**Work order**
Every line from the first in the listing below to the line containing "A: 1.522 Å RHF: -0.022 eV (within)." is to be repeated exactly, and no line past it.

:: Extracted records

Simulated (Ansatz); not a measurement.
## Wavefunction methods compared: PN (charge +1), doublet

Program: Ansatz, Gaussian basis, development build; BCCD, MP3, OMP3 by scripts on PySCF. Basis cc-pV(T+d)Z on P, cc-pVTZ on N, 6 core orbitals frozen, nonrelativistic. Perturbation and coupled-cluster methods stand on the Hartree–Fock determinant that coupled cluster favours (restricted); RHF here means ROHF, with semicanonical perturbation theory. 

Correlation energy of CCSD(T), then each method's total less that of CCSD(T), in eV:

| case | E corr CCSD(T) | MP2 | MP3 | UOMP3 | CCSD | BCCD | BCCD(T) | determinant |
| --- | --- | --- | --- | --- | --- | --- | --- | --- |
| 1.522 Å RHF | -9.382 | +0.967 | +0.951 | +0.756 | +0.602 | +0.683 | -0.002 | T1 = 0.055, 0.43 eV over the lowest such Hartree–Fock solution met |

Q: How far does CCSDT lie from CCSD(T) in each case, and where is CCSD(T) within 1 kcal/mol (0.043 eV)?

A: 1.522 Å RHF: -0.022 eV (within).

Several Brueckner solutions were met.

::::

**Worked solution**
Simulated (Ansatz); not a measurement.
## Wavefunction methods compared: PN (charge +1), doublet

Program: Ansatz, Gaussian basis, development build; BCCD, MP3, OMP3 by scripts on PySCF. Basis cc-pV(T+d)Z on P, cc-pVTZ on N, 6 core orbitals frozen, nonrelativistic. Perturbation and coupled-cluster methods stand on the Hartree–Fock determinant that coupled cluster favours (restricted); RHF here means ROHF, with semicanonical perturbation theory. 

Correlation energy of CCSD(T), then each method's total less that of CCSD(T), in eV:

| case | E corr CCSD(T) | MP2 | MP3 | UOMP3 | CCSD | BCCD | BCCD(T) | determinant |
| --- | --- | --- | --- | --- | --- | --- | --- | --- |
| 1.522 Å RHF | -9.382 | +0.967 | +0.951 | +0.756 | +0.602 | +0.683 | -0.002 | T1 = 0.055, 0.43 eV over the lowest such Hartree–Fock solution met |

Q: How far does CCSDT lie from CCSD(T) in each case, and where is CCSD(T) within 1 kcal/mol (0.043 eV)?

A: 1.522 Å RHF: -0.022 eV (within).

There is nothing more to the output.